Record set:
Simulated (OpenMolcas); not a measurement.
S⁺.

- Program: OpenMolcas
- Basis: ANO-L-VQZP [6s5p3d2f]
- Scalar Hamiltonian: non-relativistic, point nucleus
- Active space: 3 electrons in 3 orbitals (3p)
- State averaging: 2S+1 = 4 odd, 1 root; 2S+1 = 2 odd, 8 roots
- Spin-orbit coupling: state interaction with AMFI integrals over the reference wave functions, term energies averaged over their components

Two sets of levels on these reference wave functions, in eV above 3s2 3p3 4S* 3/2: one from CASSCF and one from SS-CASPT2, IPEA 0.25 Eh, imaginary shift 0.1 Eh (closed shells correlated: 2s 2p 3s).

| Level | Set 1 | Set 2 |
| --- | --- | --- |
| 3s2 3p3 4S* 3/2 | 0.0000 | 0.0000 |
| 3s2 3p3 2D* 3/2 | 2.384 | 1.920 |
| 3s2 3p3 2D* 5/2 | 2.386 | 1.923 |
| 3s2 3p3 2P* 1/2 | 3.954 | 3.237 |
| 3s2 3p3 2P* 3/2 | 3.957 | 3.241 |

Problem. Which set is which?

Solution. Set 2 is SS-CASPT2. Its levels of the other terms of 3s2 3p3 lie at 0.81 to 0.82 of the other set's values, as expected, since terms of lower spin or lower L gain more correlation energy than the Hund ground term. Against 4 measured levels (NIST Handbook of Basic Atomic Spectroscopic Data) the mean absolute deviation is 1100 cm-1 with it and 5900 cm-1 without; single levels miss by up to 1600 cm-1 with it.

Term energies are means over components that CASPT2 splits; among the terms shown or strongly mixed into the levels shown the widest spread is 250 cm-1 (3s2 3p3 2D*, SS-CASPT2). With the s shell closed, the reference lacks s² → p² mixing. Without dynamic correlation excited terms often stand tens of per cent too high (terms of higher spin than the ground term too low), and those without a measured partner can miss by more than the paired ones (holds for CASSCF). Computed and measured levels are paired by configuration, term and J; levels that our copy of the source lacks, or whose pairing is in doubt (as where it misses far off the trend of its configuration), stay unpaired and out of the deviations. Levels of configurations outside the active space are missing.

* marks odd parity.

Work order:
If a line falls between the first line of the entries and the line containing "Problem. Which set is which?", or is one of those two, restate it word for word; leave all other lines out.

Task solution:
Simulated (OpenMolcas); not a measurement.
S⁺.

- Program: OpenMolcas
- Basis: ANO-L-VQZP [6s5p3d2f]
- Scalar Hamiltonian: non-relativistic, point nucleus
- Active space: 3 electrons in 3 orbitals (3p)
- State averaging: 2S+1 = 4 odd, 1 root; 2S+1 = 2 odd, 8 roots
- Spin-orbit coupling: state interaction with AMFI integrals over the reference wave functions, term energies averaged over their components

Two sets of levels on these reference wave functions, in eV above 3s2 3p3 4S* 3/2: one from CASSCF and one from SS-CASPT2, IPEA 0.25 Eh, imaginary shift 0.1 Eh (closed shells correlated: 2s 2p 3s).

| Level | Set 1 | Set 2 |
| --- | --- | --- |
| 3s2 3p3 4S* 3/2 | 0.0000 | 0.0000 |
| 3s2 3p3 2D* 3/2 | 2.384 | 1.920 |
| 3s2 3p3 2D* 5/2 | 2.386 | 1.923 |
| 3s2 3p3 2P* 1/2 | 3.954 | 3.237 |
| 3s2 3p3 2P* 3/2 | 3.957 | 3.241 |

Problem. Which set is which?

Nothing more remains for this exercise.